Data shown START

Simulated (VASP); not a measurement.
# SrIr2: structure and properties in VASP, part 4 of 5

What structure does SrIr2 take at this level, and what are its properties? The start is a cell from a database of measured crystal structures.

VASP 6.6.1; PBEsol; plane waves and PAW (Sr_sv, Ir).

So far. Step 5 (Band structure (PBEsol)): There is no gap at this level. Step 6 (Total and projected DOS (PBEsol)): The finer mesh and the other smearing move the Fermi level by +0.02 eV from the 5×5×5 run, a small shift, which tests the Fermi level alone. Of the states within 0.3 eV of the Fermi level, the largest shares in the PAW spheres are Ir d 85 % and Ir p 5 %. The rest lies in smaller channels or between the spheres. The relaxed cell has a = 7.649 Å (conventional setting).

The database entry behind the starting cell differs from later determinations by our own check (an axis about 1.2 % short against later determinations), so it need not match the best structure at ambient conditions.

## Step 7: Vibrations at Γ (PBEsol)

Data shown END

Requirement:
Please copy the lines in the records above between the one holding "# SrIr2: structure" and the one holding "VASP 6.6.1; PBEsol;", inclusive, exactly and with no other line.

Expected answer:
# SrIr2: structure and properties in VASP, part 4 of 5

What structure does SrIr2 take at this level, and what are its properties? The start is a cell from a database of measured crystal structures.

VASP 6.6.1; PBEsol; plane waves and PAW (Sr_sv, Ir).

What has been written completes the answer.